Task item:
Copy out exactly the lines below that run from the one holding "This cell differs" to the one holding "Its results: band", keeping both of those lines and no others.

Data records:
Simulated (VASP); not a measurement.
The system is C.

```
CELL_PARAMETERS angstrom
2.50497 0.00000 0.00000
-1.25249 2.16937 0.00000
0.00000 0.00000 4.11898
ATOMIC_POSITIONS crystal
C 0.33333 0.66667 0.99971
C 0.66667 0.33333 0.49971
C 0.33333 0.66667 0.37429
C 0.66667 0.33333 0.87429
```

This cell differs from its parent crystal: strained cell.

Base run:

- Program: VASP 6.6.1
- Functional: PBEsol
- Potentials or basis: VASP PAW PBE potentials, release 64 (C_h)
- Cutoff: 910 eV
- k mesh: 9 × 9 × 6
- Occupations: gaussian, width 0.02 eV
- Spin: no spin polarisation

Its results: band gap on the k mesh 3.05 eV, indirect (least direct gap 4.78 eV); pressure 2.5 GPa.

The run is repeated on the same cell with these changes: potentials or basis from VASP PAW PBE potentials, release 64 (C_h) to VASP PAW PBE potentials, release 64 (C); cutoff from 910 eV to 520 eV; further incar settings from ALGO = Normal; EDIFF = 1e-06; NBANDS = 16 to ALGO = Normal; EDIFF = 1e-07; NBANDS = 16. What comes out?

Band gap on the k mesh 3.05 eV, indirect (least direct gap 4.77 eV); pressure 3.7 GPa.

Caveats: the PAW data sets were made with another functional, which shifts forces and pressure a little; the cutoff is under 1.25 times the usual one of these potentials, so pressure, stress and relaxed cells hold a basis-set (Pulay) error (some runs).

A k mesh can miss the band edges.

Task response:
This cell differs from its parent crystal: strained cell.

Base run:

- Program: VASP 6.6.1
- Functional: PBEsol
- Potentials or basis: VASP PAW PBE potentials, release 64 (C_h)
- Cutoff: 910 eV
- k mesh: 9 × 9 × 6
- Occupations: gaussian, width 0.02 eV
- Spin: no spin polarisation

Its results: band gap on the k mesh 3.05 eV, indirect (least direct gap 4.78 eV); pressure 2.5 GPa.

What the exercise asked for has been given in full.